Every entry that appears below is to be output exactly.

++++++
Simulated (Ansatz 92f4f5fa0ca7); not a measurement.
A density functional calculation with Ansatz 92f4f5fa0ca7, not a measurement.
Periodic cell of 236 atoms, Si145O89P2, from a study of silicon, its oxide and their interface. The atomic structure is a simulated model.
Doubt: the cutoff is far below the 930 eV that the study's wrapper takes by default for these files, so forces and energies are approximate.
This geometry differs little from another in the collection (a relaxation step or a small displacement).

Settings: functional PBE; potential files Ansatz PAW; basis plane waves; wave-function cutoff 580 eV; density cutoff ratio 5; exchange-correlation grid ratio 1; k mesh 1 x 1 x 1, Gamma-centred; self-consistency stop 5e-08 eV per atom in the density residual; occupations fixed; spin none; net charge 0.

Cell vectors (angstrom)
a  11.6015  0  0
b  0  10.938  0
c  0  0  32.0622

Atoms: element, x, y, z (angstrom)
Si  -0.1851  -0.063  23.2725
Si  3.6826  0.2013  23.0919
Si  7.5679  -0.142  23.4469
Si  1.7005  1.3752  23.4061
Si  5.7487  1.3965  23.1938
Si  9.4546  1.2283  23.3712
++++++

_Task solution:_
Simulated (Ansatz 92f4f5fa0ca7); not a measurement.
A density functional calculation with Ansatz 92f4f5fa0ca7, not a measurement.
Periodic cell of 236 atoms, Si145O89P2, from a study of silicon, its oxide and their interface. The atomic structure is a simulated model.
Doubt: the cutoff is far below the 930 eV that the study's wrapper takes by default for these files, so forces and energies are approximate.
This geometry differs little from another in the collection (a relaxation step or a small displacement).

Settings: functional PBE; potential files Ansatz PAW; basis plane waves; wave-function cutoff 580 eV; density cutoff ratio 5; exchange-correlation grid ratio 1; k mesh 1 x 1 x 1, Gamma-centred; self-consistency stop 5e-08 eV per atom in the density residual; occupations fixed; spin none; net charge 0.

Cell vectors (angstrom)
a  11.6015  0  0
b  0  10.938  0
c  0  0  32.0622

Atoms: element, x, y, z (angstrom)
Si  -0.1851  -0.063  23.2725
Si  3.6826  0.2013  23.0919
Si  7.5679  -0.142  23.4469
Si  1.7005  1.3752  23.4061
Si  5.7487  1.3965  23.1938
Si  9.4546  1.2283  23.3712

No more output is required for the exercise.